● **INFORMATION GIVEN**
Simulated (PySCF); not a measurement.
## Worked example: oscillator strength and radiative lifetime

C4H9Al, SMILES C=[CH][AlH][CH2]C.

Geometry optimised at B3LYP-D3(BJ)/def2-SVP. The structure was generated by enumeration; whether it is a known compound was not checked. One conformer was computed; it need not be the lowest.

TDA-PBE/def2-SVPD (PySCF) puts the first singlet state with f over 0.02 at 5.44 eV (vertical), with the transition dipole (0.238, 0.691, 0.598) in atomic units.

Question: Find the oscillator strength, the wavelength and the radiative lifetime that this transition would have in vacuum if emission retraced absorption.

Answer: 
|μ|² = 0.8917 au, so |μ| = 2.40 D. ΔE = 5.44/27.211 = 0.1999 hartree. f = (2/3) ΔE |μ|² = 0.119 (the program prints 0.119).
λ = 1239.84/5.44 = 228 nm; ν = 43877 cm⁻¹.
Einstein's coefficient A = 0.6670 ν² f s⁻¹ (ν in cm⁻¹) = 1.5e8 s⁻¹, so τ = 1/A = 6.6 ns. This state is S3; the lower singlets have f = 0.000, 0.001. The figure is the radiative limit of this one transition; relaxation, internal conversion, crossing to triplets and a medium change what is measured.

● **WORK REQUEST**
Including any blank lines, repeat the data exactly.

● **EXERCISE RESULT**
Simulated (PySCF); not a measurement.
## Worked example: oscillator strength and radiative lifetime

C4H9Al, SMILES C=[CH][AlH][CH2]C.

Geometry optimised at B3LYP-D3(BJ)/def2-SVP. The structure was generated by enumeration; whether it is a known compound was not checked. One conformer was computed; it need not be the lowest.

TDA-PBE/def2-SVPD (PySCF) puts the first singlet state with f over 0.02 at 5.44 eV (vertical), with the transition dipole (0.238, 0.691, 0.598) in atomic units.

Question: Find the oscillator strength, the wavelength and the radiative lifetime that this transition would have in vacuum if emission retraced absorption.

Answer: 
|μ|² = 0.8917 au, so |μ| = 2.40 D. ΔE = 5.44/27.211 = 0.1999 hartree. f = (2/3) ΔE |μ|² = 0.119 (the program prints 0.119).
λ = 1239.84/5.44 = 228 nm; ν = 43877 cm⁻¹.
Einstein's coefficient A = 0.6670 ν² f s⁻¹ (ν in cm⁻¹) = 1.5e8 s⁻¹, so τ = 1/A = 6.6 ns. This state is S3; the lower singlets have f = 0.000, 0.001. The figure is the radiative limit of this one transition; relaxation, internal conversion, crossing to triplets and a medium change what is measured.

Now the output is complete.